**PROVIDED DATA**:
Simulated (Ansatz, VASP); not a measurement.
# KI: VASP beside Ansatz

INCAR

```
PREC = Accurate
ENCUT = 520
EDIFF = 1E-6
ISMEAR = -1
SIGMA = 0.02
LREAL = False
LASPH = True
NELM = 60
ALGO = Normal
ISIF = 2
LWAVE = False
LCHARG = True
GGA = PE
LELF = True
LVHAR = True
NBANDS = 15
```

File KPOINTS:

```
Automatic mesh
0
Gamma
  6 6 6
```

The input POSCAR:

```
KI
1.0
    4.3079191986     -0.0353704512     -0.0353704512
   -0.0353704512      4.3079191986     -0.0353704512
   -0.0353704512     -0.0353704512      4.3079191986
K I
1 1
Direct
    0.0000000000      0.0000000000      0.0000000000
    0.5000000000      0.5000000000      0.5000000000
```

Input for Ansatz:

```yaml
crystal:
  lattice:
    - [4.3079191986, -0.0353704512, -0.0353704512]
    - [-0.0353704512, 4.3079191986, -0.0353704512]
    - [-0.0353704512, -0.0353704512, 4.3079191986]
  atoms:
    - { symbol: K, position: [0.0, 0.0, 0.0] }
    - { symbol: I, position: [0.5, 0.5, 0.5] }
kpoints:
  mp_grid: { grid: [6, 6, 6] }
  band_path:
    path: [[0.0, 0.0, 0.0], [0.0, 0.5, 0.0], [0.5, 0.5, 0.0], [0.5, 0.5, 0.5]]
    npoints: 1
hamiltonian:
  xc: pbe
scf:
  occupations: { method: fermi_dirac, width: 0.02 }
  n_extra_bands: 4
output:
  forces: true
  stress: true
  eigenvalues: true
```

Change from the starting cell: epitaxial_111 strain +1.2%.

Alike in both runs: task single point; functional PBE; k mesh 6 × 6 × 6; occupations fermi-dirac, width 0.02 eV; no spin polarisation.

**ASSIGNMENT**:
Take the entries above and copy them exactly from the first line through the line with "Change from the"; leave out every line after it.

**WRITTEN REPLY**:
Simulated (Ansatz, VASP); not a measurement.
# KI: VASP beside Ansatz

INCAR

```
PREC = Accurate
ENCUT = 520
EDIFF = 1E-6
ISMEAR = -1
SIGMA = 0.02
LREAL = False
LASPH = True
NELM = 60
ALGO = Normal
ISIF = 2
LWAVE = False
LCHARG = True
GGA = PE
LELF = True
LVHAR = True
NBANDS = 15
```

File KPOINTS:

```
Automatic mesh
0
Gamma
  6 6 6
```

The input POSCAR:

```
KI
1.0
    4.3079191986     -0.0353704512     -0.0353704512
   -0.0353704512      4.3079191986     -0.0353704512
   -0.0353704512     -0.0353704512      4.3079191986
K I
1 1
Direct
    0.0000000000      0.0000000000      0.0000000000
    0.5000000000      0.5000000000      0.5000000000
```

Input for Ansatz:

```yaml
crystal:
  lattice:
    - [4.3079191986, -0.0353704512, -0.0353704512]
    - [-0.0353704512, 4.3079191986, -0.0353704512]
    - [-0.0353704512, -0.0353704512, 4.3079191986]
  atoms:
    - { symbol: K, position: [0.0, 0.0, 0.0] }
    - { symbol: I, position: [0.5, 0.5, 0.5] }
kpoints:
  mp_grid: { grid: [6, 6, 6] }
  band_path:
    path: [[0.0, 0.0, 0.0], [0.0, 0.5, 0.0], [0.5, 0.5, 0.0], [0.5, 0.5, 0.5]]
    npoints: 1
hamiltonian:
  xc: pbe
scf:
  occupations: { method: fermi_dirac, width: 0.02 }
  n_extra_bands: 4
output:
  forces: true
  stress: true
  eigenvalues: true
```

Change from the starting cell: epitaxial_111 strain +1.2%.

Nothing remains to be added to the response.